+++

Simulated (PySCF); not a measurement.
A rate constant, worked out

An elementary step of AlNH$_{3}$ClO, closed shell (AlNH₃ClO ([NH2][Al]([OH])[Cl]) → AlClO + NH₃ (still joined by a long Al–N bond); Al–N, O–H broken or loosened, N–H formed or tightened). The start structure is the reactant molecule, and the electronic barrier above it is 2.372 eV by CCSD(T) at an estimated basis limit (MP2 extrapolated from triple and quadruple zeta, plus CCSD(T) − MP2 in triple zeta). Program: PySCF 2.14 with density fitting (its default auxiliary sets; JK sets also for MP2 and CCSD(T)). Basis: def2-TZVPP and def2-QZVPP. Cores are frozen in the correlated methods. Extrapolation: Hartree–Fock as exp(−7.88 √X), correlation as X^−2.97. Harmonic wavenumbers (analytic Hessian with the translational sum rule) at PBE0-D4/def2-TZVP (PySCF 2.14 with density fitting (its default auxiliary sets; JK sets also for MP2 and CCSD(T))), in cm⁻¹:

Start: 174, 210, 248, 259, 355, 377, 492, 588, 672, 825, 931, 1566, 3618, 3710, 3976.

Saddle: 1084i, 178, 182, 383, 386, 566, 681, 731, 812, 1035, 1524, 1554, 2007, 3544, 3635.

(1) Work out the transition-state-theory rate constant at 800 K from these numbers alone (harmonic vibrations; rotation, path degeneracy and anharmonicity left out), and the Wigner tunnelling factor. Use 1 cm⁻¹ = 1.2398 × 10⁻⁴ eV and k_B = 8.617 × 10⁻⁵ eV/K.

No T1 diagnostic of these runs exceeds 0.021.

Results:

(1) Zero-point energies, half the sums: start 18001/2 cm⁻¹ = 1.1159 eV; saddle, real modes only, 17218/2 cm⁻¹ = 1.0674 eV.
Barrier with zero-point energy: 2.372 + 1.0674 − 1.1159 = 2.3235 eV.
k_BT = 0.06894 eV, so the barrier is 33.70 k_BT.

+++

Print only the lines from the top of the data above down to the line holding "A rate constant, worked out", inclusive.

Exercise output -
Simulated (PySCF); not a measurement.
A rate constant, worked out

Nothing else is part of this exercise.